- **INFORMATION SHOWN**:
•••••

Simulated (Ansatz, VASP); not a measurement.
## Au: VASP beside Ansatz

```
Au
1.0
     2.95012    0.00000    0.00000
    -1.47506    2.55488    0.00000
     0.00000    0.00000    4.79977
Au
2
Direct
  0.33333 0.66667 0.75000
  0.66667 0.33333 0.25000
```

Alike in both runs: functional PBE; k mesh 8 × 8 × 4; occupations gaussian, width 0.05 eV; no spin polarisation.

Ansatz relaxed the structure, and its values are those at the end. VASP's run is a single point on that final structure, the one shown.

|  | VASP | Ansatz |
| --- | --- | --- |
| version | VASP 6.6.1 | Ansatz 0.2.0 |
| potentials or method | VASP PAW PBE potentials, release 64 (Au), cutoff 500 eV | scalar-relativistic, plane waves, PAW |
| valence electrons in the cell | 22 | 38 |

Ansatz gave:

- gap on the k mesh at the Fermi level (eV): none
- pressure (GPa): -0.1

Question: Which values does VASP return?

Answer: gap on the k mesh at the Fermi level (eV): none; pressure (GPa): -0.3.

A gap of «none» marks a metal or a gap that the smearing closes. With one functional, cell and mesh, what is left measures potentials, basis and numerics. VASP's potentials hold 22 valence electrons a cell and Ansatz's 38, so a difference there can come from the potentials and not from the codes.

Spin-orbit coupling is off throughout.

•••••

- **TASK ITEM**:
Starting with the first line above and ending with the line that holds "Alike in both", restate each line word for word and add nothing else.

- **TASK ANSWER**:
Simulated (Ansatz, VASP); not a measurement.
## Au: VASP beside Ansatz

```
Au
1.0
     2.95012    0.00000    0.00000
    -1.47506    2.55488    0.00000
     0.00000    0.00000    4.79977
Au
2
Direct
  0.33333 0.66667 0.75000
  0.66667 0.33333 0.25000
```

Alike in both runs: functional PBE; k mesh 8 × 8 × 4; occupations gaussian, width 0.05 eV; no spin polarisation.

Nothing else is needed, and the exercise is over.